**Provided data**
────────

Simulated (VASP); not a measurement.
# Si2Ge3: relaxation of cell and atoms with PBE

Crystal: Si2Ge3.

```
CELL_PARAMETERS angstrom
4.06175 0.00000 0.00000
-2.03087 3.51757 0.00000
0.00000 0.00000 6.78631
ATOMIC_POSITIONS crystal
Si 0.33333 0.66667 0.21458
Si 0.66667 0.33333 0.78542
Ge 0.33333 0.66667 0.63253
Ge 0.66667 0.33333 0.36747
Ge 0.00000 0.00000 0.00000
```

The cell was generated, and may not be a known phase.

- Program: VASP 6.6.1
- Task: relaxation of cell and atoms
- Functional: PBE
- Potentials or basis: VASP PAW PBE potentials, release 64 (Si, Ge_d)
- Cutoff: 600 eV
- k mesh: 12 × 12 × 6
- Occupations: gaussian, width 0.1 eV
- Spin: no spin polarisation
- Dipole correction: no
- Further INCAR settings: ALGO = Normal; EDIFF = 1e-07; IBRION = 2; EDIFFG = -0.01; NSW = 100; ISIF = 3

────────

**Assignment**
With the line containing "- k mesh: 12 × 12 × 6" as the last one, please set down exactly the lines of the records above from their very first line, and nothing more.

**Answer section**
Simulated (VASP); not a measurement.
# Si2Ge3: relaxation of cell and atoms with PBE

Crystal: Si2Ge3.

```
CELL_PARAMETERS angstrom
4.06175 0.00000 0.00000
-2.03087 3.51757 0.00000
0.00000 0.00000 6.78631
ATOMIC_POSITIONS crystal
Si 0.33333 0.66667 0.21458
Si 0.66667 0.33333 0.78542
Ge 0.33333 0.66667 0.63253
Ge 0.66667 0.33333 0.36747
Ge 0.00000 0.00000 0.00000
```

The cell was generated, and may not be a known phase.

- Program: VASP 6.6.1
- Task: relaxation of cell and atoms
- Functional: PBE
- Potentials or basis: VASP PAW PBE potentials, release 64 (Si, Ge_d)
- Cutoff: 600 eV
- k mesh: 12 × 12 × 6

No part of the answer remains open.